→ RECORD EXCERPTS
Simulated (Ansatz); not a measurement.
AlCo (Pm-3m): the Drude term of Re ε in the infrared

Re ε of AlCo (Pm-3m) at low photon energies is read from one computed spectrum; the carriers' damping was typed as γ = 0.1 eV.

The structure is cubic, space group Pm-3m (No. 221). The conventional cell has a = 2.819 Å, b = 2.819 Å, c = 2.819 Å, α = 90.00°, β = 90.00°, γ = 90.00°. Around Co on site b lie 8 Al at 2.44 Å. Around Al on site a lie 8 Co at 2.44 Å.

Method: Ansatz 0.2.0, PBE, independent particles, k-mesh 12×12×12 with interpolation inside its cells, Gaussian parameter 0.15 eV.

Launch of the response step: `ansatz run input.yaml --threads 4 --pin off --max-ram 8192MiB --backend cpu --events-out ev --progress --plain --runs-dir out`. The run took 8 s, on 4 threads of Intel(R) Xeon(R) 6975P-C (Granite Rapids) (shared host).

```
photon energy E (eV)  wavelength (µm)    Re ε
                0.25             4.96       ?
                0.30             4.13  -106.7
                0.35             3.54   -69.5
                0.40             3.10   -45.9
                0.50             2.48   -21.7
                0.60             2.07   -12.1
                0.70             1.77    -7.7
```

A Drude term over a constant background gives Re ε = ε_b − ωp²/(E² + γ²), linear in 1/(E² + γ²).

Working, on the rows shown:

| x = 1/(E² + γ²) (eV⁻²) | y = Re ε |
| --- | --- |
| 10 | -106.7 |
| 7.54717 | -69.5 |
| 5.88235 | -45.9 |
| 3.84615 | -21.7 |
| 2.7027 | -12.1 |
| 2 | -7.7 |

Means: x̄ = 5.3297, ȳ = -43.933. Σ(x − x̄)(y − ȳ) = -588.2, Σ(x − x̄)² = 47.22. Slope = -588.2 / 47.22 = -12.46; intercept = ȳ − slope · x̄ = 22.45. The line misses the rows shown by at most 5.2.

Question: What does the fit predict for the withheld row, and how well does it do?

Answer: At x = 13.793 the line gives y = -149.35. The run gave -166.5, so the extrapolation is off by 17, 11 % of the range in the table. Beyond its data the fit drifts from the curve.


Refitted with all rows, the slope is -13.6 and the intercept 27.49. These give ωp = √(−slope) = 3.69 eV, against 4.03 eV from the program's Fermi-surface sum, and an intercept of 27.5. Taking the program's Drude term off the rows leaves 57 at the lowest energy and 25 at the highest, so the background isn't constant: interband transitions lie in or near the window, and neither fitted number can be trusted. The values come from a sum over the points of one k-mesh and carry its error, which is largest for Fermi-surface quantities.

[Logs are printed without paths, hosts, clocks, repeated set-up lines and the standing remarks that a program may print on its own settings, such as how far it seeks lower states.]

→ WORK TASK
Up to and including the line that contains "Method: Ansatz 0.2.0, PBE, independent", restate each line of the material above word for word, beginning with its first line.

→ TASK RESULT
Simulated (Ansatz); not a measurement.
AlCo (Pm-3m): the Drude term of Re ε in the infrared

Re ε of AlCo (Pm-3m) at low photon energies is read from one computed spectrum; the carriers' damping was typed as γ = 0.1 eV.

The structure is cubic, space group Pm-3m (No. 221). The conventional cell has a = 2.819 Å, b = 2.819 Å, c = 2.819 Å, α = 90.00°, β = 90.00°, γ = 90.00°. Around Co on site b lie 8 Al at 2.44 Å. Around Al on site a lie 8 Co at 2.44 Å.

Method: Ansatz 0.2.0, PBE, independent particles, k-mesh 12×12×12 with interpolation inside its cells, Gaussian parameter 0.15 eV.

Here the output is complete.